Action item:
Word by word and line by line, write out all of the records.

[Opening Material supplied section]
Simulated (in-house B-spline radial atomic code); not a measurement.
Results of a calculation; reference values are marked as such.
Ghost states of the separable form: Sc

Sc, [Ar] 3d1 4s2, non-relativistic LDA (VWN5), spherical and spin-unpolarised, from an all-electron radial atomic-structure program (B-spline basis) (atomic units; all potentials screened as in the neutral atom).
[Closing Material supplied section]

Task result:
Simulated (in-house B-spline radial atomic code); not a measurement.
Results of a calculation; reference values are marked as such.
Ghost states of the separable form: Sc

Sc, [Ar] 3d1 4s2, non-relativistic LDA (VWN5), spherical and spin-unpolarised, from an all-electron radial atomic-structure program (B-spline basis) (atomic units; all potentials screened as in the neutral atom).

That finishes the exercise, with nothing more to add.